-- Opening Marker --
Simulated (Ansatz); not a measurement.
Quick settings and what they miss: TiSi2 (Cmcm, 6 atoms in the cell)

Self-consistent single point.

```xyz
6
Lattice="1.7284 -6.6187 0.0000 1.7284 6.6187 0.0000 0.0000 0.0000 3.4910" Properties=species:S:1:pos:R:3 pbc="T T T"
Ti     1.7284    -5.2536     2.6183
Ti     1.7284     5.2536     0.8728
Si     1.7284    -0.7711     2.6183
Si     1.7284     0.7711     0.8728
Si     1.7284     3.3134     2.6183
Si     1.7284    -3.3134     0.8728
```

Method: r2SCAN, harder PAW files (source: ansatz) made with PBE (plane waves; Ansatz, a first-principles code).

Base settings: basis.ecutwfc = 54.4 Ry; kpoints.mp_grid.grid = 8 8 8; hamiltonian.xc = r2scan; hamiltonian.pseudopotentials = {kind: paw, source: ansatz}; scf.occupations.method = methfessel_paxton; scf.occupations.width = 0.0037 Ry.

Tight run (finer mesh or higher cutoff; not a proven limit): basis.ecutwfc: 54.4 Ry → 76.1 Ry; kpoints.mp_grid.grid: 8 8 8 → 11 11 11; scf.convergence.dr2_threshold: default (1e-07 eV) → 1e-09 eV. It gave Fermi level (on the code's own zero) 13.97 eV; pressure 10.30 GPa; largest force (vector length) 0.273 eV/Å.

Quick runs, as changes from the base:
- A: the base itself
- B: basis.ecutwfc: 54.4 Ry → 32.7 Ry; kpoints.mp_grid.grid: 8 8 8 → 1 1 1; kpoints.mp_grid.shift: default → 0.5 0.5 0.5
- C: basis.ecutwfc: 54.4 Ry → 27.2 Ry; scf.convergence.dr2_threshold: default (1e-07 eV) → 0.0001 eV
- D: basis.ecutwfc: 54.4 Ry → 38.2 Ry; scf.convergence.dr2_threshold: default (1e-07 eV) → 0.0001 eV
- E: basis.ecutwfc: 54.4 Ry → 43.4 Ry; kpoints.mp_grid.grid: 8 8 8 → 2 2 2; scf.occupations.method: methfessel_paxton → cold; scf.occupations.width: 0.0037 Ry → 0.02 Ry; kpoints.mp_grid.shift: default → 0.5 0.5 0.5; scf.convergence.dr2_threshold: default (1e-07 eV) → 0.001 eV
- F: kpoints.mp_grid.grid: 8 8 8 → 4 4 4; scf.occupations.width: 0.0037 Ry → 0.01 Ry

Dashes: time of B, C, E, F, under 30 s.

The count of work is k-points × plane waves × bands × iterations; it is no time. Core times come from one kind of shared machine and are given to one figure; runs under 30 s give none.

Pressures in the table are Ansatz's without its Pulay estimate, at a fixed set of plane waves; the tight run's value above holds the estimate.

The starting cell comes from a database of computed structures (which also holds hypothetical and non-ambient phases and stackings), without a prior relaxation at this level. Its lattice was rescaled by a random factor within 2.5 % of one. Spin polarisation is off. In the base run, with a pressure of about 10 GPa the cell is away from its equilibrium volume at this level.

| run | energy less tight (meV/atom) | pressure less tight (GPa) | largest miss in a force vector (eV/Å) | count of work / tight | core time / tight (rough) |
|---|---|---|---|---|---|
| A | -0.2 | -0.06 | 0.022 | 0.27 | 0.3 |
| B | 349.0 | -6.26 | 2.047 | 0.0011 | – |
-- Closing Marker --

> **Required action**:
Within the data above, the span starting at the line containing "- A: the base itself" and ending at the line containing "Dashes: time of B, C, E, F, under 30 s." is to be retyped exactly, with no other lines.

> **Result**:
- A: the base itself
- B: basis.ecutwfc: 54.4 Ry → 32.7 Ry; kpoints.mp_grid.grid: 8 8 8 → 1 1 1; kpoints.mp_grid.shift: default → 0.5 0.5 0.5
- C: basis.ecutwfc: 54.4 Ry → 27.2 Ry; scf.convergence.dr2_threshold: default (1e-07 eV) → 0.0001 eV
- D: basis.ecutwfc: 54.4 Ry → 38.2 Ry; scf.convergence.dr2_threshold: default (1e-07 eV) → 0.0001 eV
- E: basis.ecutwfc: 54.4 Ry → 43.4 Ry; kpoints.mp_grid.grid: 8 8 8 → 2 2 2; scf.occupations.method: methfessel_paxton → cold; scf.occupations.width: 0.0037 Ry → 0.02 Ry; kpoints.mp_grid.shift: default → 0.5 0.5 0.5; scf.convergence.dr2_threshold: default (1e-07 eV) → 0.001 eV
- F: kpoints.mp_grid.grid: 8 8 8 → 4 4 4; scf.occupations.width: 0.0037 Ry → 0.01 Ry

Dashes: time of B, C, E, F, under 30 s.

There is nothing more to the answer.